*** Opening DATA PROVIDED ***

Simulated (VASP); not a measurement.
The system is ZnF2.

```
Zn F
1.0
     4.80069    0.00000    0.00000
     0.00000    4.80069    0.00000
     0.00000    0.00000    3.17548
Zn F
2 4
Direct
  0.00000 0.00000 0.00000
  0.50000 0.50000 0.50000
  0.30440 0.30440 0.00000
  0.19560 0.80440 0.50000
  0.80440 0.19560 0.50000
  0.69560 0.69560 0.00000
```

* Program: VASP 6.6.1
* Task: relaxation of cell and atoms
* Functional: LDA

*** Closing DATA PROVIDED ***

ASSIGNED TASK:
Repeat all the lines above verbatim.

WRITTEN RESPONSE:
Simulated (VASP); not a measurement.
The system is ZnF2.

```
Zn F
1.0
     4.80069    0.00000    0.00000
     0.00000    4.80069    0.00000
     0.00000    0.00000    3.17548
Zn F
2 4
Direct
  0.00000 0.00000 0.00000
  0.50000 0.50000 0.50000
  0.30440 0.30440 0.00000
  0.19560 0.80440 0.50000
  0.80440 0.19560 0.50000
  0.69560 0.69560 0.00000
```

* Program: VASP 6.6.1
* Task: relaxation of cell and atoms
* Functional: LDA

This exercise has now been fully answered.